▸ RECORDS SHOWN:
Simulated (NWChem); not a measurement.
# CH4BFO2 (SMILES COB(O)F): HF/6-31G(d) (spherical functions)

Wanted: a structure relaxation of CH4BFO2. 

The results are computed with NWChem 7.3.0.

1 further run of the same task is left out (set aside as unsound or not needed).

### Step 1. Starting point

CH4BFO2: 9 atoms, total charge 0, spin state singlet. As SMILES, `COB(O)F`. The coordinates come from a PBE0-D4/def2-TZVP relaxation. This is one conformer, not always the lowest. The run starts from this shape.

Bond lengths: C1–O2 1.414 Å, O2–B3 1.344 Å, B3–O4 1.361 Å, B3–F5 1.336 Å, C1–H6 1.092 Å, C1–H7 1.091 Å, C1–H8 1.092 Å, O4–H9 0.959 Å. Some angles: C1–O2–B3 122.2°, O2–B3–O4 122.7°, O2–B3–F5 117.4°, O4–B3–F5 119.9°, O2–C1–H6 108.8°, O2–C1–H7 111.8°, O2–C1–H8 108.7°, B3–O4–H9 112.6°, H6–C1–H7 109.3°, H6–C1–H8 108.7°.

▸ REQUIREMENT:
Return nothing but the lines from the start of the listing above through the line containing "### Step 1. Starting point", exactly as given.

▸ WORKED SOLUTION:
Simulated (NWChem); not a measurement.
# CH4BFO2 (SMILES COB(O)F): HF/6-31G(d) (spherical functions)

Wanted: a structure relaxation of CH4BFO2. 

The results are computed with NWChem 7.3.0.

1 further run of the same task is left out (set aside as unsound or not needed).

### Step 1. Starting point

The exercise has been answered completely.